▶ **WORK INSTRUCTION**
Only one stretch of the data below should be repeated: the lines from the line containing "This isn't the" through the line containing "Problem. The run", inclusive, exactly as they are.

▶ **THE DATA**
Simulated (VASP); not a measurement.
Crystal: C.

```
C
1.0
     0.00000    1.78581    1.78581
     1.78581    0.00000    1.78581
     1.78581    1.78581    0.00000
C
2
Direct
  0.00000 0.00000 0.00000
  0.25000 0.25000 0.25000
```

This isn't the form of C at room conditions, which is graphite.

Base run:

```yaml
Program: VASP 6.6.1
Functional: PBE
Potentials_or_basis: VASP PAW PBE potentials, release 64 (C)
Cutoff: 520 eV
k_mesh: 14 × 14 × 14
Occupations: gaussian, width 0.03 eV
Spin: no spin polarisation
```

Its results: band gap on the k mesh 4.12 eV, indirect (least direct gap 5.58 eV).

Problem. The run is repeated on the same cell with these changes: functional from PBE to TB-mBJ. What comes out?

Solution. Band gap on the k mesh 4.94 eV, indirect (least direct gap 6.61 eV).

▶ **ANSWER BOX**
This isn't the form of C at room conditions, which is graphite.

Base run:

```yaml
Program: VASP 6.6.1
Functional: PBE
Potentials_or_basis: VASP PAW PBE potentials, release 64 (C)
Cutoff: 520 eV
k_mesh: 14 × 14 × 14
Occupations: gaussian, width 0.03 eV
Spin: no spin polarisation
```

Its results: band gap on the k mesh 4.12 eV, indirect (least direct gap 5.58 eV).

Problem. The run is repeated on the same cell with these changes: functional from PBE to TB-mBJ. What comes out?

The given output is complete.